* * * * * * * * *

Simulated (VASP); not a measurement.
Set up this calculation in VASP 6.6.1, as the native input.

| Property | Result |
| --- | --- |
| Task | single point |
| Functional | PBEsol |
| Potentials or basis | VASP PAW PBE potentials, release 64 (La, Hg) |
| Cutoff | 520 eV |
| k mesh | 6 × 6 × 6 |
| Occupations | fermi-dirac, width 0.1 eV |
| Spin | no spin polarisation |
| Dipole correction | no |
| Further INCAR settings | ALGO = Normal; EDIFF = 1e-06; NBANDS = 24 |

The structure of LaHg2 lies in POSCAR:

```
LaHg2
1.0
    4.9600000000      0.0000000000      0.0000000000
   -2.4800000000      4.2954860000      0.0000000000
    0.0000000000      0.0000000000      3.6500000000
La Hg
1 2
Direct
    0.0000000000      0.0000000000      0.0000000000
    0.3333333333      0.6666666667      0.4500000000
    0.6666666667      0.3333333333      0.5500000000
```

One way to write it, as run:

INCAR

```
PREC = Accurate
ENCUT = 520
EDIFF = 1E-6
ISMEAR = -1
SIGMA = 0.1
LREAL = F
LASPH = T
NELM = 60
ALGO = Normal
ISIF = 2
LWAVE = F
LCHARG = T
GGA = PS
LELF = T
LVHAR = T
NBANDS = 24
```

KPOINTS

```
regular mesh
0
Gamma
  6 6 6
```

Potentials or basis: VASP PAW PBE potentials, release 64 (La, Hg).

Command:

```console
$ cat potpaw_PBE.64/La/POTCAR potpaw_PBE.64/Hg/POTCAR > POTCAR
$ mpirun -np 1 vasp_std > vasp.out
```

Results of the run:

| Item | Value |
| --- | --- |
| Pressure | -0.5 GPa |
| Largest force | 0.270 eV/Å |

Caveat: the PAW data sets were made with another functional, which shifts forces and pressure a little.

* * * * * * * * *

Action item: The line containing "0.270 eV/Å |" marks the end. Please print exactly every line from the top of the data to it, both included, and nothing more.

Written response:
Simulated (VASP); not a measurement.
Set up this calculation in VASP 6.6.1, as the native input.

| Property | Result |
| --- | --- |
| Task | single point |
| Functional | PBEsol |
| Potentials or basis | VASP PAW PBE potentials, release 64 (La, Hg) |
| Cutoff | 520 eV |
| k mesh | 6 × 6 × 6 |
| Occupations | fermi-dirac, width 0.1 eV |
| Spin | no spin polarisation |
| Dipole correction | no |
| Further INCAR settings | ALGO = Normal; EDIFF = 1e-06; NBANDS = 24 |

The structure of LaHg2 lies in POSCAR:

```
LaHg2
1.0
    4.9600000000      0.0000000000      0.0000000000
   -2.4800000000      4.2954860000      0.0000000000
    0.0000000000      0.0000000000      3.6500000000
La Hg
1 2
Direct
    0.0000000000      0.0000000000      0.0000000000
    0.3333333333      0.6666666667      0.4500000000
    0.6666666667      0.3333333333      0.5500000000
```

One way to write it, as run:

INCAR

```
PREC = Accurate
ENCUT = 520
EDIFF = 1E-6
ISMEAR = -1
SIGMA = 0.1
LREAL = F
LASPH = T
NELM = 60
ALGO = Normal
ISIF = 2
LWAVE = F
LCHARG = T
GGA = PS
LELF = T
LVHAR = T
NBANDS = 24
```

KPOINTS

```
regular mesh
0
Gamma
  6 6 6
```

Potentials or basis: VASP PAW PBE potentials, release 64 (La, Hg).

Command:

```console
$ cat potpaw_PBE.64/La/POTCAR potpaw_PBE.64/Hg/POTCAR > POTCAR
$ mpirun -np 1 vasp_std > vasp.out
```

Results of the run:

| Item | Value |
| --- | --- |
| Pressure | -0.5 GPa |
| Largest force | 0.270 eV/Å |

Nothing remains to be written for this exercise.